Work order: Copy each line of the records below, from the first through the one that contains "Estimate the wall time of this run.", exactly as written.

Excerpted records:
- Opening Delimiter -

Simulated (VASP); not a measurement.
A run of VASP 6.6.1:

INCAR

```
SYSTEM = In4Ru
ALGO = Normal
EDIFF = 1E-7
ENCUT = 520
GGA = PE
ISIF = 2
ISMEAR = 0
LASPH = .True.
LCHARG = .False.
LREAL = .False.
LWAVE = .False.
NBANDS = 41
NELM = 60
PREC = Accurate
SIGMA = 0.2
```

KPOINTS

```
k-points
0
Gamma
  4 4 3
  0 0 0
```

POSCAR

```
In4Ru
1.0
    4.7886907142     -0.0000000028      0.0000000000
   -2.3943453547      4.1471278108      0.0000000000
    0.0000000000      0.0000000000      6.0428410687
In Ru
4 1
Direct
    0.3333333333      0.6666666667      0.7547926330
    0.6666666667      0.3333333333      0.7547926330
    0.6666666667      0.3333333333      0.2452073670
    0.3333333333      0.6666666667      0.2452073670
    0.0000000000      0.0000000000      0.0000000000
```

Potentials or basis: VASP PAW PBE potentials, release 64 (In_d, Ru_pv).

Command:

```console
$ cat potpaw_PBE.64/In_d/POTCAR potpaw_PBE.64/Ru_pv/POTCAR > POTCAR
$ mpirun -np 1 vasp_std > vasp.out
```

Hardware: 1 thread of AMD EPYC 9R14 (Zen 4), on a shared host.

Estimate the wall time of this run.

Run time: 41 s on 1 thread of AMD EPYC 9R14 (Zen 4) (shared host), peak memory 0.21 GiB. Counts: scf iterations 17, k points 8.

- Closing Delimiter -

Result:
Simulated (VASP); not a measurement.
A run of VASP 6.6.1:

INCAR

```
SYSTEM = In4Ru
ALGO = Normal
EDIFF = 1E-7
ENCUT = 520
GGA = PE
ISIF = 2
ISMEAR = 0
LASPH = .True.
LCHARG = .False.
LREAL = .False.
LWAVE = .False.
NBANDS = 41
NELM = 60
PREC = Accurate
SIGMA = 0.2
```

KPOINTS

```
k-points
0
Gamma
  4 4 3
  0 0 0
```

POSCAR

```
In4Ru
1.0
    4.7886907142     -0.0000000028      0.0000000000
   -2.3943453547      4.1471278108      0.0000000000
    0.0000000000      0.0000000000      6.0428410687
In Ru
4 1
Direct
    0.3333333333      0.6666666667      0.7547926330
    0.6666666667      0.3333333333      0.7547926330
    0.6666666667      0.3333333333      0.2452073670
    0.3333333333      0.6666666667      0.2452073670
    0.0000000000      0.0000000000      0.0000000000
```

Potentials or basis: VASP PAW PBE potentials, release 64 (In_d, Ru_pv).

Command:

```console
$ cat potpaw_PBE.64/In_d/POTCAR potpaw_PBE.64/Ru_pv/POTCAR > POTCAR
$ mpirun -np 1 vasp_std > vasp.out
```

Hardware: 1 thread of AMD EPYC 9R14 (Zen 4), on a shared host.

Estimate the wall time of this run.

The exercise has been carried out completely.